**Required action:** How does the data below read from its first line through the line containing "Plane waves to"? Print those lines exactly.

+ + + +

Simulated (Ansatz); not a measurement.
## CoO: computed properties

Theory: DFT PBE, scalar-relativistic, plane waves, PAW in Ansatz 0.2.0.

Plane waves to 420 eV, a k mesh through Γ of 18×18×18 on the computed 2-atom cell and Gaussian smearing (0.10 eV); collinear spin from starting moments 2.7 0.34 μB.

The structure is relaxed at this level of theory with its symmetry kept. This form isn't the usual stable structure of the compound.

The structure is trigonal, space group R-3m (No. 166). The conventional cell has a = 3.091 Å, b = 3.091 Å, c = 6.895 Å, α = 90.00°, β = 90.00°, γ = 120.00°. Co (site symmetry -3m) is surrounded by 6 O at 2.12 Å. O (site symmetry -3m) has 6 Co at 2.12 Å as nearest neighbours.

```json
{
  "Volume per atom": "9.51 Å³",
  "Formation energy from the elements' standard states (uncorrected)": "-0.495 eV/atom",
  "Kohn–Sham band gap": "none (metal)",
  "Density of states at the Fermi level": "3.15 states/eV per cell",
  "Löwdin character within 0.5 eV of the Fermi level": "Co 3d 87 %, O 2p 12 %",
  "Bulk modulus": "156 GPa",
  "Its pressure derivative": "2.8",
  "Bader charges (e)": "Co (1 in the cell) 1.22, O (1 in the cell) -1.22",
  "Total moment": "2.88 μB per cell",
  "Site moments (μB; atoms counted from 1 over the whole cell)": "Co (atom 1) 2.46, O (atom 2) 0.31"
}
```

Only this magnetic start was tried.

+ + + +

**Task solution:**
Simulated (Ansatz); not a measurement.
## CoO: computed properties

Theory: DFT PBE, scalar-relativistic, plane waves, PAW in Ansatz 0.2.0.

Plane waves to 420 eV, a k mesh through Γ of 18×18×18 on the computed 2-atom cell and Gaussian smearing (0.10 eV); collinear spin from starting moments 2.7 0.34 μB.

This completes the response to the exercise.